**Work request:** Copy out each line from the start of the material below until the line with "Result: gap on", that line included.

**Stored data:**
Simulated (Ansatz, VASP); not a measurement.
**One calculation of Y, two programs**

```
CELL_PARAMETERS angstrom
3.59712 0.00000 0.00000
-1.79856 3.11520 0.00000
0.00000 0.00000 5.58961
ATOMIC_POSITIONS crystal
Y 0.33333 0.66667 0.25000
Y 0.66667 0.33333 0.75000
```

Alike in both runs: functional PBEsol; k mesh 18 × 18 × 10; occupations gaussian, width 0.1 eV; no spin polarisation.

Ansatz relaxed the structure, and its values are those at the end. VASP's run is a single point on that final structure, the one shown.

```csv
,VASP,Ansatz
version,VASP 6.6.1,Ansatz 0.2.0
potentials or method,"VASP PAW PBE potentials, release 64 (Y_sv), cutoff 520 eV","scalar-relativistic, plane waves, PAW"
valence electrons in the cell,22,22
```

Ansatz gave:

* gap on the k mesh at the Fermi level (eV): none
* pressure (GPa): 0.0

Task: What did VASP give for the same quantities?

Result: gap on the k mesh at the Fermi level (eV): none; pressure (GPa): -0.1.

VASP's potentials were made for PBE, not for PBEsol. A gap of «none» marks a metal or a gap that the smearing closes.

**Answer section:**
Simulated (Ansatz, VASP); not a measurement.
**One calculation of Y, two programs**

```
CELL_PARAMETERS angstrom
3.59712 0.00000 0.00000
-1.79856 3.11520 0.00000
0.00000 0.00000 5.58961
ATOMIC_POSITIONS crystal
Y 0.33333 0.66667 0.25000
Y 0.66667 0.33333 0.75000
```

Alike in both runs: functional PBEsol; k mesh 18 × 18 × 10; occupations gaussian, width 0.1 eV; no spin polarisation.

Ansatz relaxed the structure, and its values are those at the end. VASP's run is a single point on that final structure, the one shown.

```csv
,VASP,Ansatz
version,VASP 6.6.1,Ansatz 0.2.0
potentials or method,"VASP PAW PBE potentials, release 64 (Y_sv), cutoff 520 eV","scalar-relativistic, plane waves, PAW"
valence electrons in the cell,22,22
```

Ansatz gave:

* gap on the k mesh at the Fermi level (eV): none
* pressure (GPa): 0.0

Task: What did VASP give for the same quantities?

Result: gap on the k mesh at the Fermi level (eV): none; pressure (GPa): -0.1.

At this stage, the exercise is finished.